DATASET RECORDS:
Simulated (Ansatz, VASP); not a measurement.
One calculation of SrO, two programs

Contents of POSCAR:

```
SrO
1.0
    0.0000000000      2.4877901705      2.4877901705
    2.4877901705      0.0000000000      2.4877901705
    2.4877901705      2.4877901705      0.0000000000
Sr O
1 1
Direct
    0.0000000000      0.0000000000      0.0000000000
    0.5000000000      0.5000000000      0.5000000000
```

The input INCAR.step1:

REQUIREMENT:
In full and without alteration, repeat the records.

ANSWER BOX:
Simulated (Ansatz, VASP); not a measurement.
One calculation of SrO, two programs

Contents of POSCAR:

```
SrO
1.0
    0.0000000000      2.4877901705      2.4877901705
    2.4877901705      0.0000000000      2.4877901705
    2.4877901705      2.4877901705      0.0000000000
Sr O
1 1
Direct
    0.0000000000      0.0000000000      0.0000000000
    0.5000000000      0.5000000000      0.5000000000
```

The input INCAR.step1:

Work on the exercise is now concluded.